### ENTRIES SUPPLIED:
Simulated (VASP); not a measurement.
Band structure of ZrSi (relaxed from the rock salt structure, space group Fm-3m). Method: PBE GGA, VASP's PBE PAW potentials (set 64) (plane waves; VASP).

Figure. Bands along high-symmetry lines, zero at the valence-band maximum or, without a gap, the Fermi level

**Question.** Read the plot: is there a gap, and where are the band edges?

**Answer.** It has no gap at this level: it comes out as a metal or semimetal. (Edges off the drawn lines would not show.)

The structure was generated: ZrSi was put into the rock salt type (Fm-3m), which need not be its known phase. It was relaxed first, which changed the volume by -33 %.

### EXERCISE:
Repeat each line above exactly as it stands.

### WORKED SOLUTION:
Simulated (VASP); not a measurement.
Band structure of ZrSi (relaxed from the rock salt structure, space group Fm-3m). Method: PBE GGA, VASP's PBE PAW potentials (set 64) (plane waves; VASP).

Figure. Bands along high-symmetry lines, zero at the valence-band maximum or, without a gap, the Fermi level

**Question.** Read the plot: is there a gap, and where are the band edges?

**Answer.** It has no gap at this level: it comes out as a metal or semimetal. (Edges off the drawn lines would not show.)

The structure was generated: ZrSi was put into the rock salt type (Fm-3m), which need not be its known phase. It was relaxed first, which changed the volume by -33 %.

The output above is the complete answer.